> **Work order**
Beginning with the first entry, set down each one exactly as shown.

-- Source data follows --

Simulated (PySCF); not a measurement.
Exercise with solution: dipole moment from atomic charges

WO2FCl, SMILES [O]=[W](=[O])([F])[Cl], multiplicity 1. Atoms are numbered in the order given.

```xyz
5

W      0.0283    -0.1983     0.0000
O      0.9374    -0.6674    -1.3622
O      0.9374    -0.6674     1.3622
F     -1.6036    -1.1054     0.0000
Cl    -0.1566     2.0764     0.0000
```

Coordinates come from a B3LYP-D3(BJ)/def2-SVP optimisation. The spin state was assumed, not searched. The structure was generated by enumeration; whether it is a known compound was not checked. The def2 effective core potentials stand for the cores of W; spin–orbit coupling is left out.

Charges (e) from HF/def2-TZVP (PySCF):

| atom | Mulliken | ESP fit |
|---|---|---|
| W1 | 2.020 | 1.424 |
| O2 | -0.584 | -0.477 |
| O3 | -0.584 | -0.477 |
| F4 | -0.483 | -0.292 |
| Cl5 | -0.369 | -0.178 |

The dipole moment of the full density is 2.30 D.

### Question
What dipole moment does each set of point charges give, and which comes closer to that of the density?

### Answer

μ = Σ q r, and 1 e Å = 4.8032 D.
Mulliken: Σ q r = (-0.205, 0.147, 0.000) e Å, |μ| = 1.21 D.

-- Source data concluded --

> **Solution**
Simulated (PySCF); not a measurement.
Exercise with solution: dipole moment from atomic charges

WO2FCl, SMILES [O]=[W](=[O])([F])[Cl], multiplicity 1. Atoms are numbered in the order given.

```xyz
5

W      0.0283    -0.1983     0.0000
O      0.9374    -0.6674    -1.3622
O      0.9374    -0.6674     1.3622
F     -1.6036    -1.1054     0.0000
Cl    -0.1566     2.0764     0.0000
```

Coordinates come from a B3LYP-D3(BJ)/def2-SVP optimisation. The spin state was assumed, not searched. The structure was generated by enumeration; whether it is a known compound was not checked. The def2 effective core potentials stand for the cores of W; spin–orbit coupling is left out.

Charges (e) from HF/def2-TZVP (PySCF):

| atom | Mulliken | ESP fit |
|---|---|---|
| W1 | 2.020 | 1.424 |
| O2 | -0.584 | -0.477 |
| O3 | -0.584 | -0.477 |
| F4 | -0.483 | -0.292 |
| Cl5 | -0.369 | -0.178 |

The dipole moment of the full density is 2.30 D.

### Question
What dipole moment does each set of point charges give, and which comes closer to that of the density?

### Answer

μ = Σ q r, and 1 e Å = 4.8032 D.
Mulliken: Σ q r = (-0.205, 0.147, 0.000) e Å, |μ| = 1.21 D.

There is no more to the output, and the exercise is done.